DATASET ENTRIES:
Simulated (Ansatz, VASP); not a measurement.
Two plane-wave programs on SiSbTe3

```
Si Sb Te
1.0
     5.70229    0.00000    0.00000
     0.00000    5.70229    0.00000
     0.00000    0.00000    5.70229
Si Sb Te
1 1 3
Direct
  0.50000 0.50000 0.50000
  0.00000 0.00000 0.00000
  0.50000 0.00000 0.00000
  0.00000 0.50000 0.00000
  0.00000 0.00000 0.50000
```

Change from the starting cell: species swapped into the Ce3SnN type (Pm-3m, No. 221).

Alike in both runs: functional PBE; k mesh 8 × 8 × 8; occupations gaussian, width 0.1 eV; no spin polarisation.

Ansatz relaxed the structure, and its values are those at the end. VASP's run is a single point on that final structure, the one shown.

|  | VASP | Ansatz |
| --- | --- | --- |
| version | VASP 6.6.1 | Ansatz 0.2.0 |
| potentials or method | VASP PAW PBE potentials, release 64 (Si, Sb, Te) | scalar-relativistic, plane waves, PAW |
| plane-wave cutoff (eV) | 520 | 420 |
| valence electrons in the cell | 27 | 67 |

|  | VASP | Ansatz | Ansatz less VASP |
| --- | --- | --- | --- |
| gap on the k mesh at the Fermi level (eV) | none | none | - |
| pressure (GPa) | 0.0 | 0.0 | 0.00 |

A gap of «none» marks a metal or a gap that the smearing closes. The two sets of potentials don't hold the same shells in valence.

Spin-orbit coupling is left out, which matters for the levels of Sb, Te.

EXERCISE: With the line holding "0.0 | 0.00 |" as the first and the line holding "shells in valence." as the last, please transcribe exactly the lines of the material above in that range and nothing else.

WRITTEN ANSWER:
| pressure (GPa) | 0.0 | 0.0 | 0.00 |

A gap of «none» marks a metal or a gap that the smearing closes. The two sets of potentials don't hold the same shells in valence.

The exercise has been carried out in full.